Please output the lines shown below exactly as they appear.

--- START ---

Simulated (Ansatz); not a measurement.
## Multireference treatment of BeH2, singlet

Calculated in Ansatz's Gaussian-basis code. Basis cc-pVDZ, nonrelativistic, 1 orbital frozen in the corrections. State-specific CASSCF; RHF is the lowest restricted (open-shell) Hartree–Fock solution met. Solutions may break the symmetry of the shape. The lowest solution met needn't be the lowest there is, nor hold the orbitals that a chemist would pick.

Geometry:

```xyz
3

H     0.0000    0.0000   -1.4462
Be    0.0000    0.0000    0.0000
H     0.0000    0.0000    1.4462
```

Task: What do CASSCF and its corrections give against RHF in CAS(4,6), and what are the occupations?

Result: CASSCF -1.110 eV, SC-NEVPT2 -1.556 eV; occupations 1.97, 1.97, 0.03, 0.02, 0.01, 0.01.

--- END ---

(TASK RESULT)
Simulated (Ansatz); not a measurement.
## Multireference treatment of BeH2, singlet

Calculated in Ansatz's Gaussian-basis code. Basis cc-pVDZ, nonrelativistic, 1 orbital frozen in the corrections. State-specific CASSCF; RHF is the lowest restricted (open-shell) Hartree–Fock solution met. Solutions may break the symmetry of the shape. The lowest solution met needn't be the lowest there is, nor hold the orbitals that a chemist would pick.

Geometry:

```xyz
3

H     0.0000    0.0000   -1.4462
Be    0.0000    0.0000    0.0000
H     0.0000    0.0000    1.4462
```

Task: What do CASSCF and its corrections give against RHF in CAS(4,6), and what are the occupations?

Result: CASSCF -1.110 eV, SC-NEVPT2 -1.556 eV; occupations 1.97, 1.97, 0.03, 0.02, 0.01, 0.01.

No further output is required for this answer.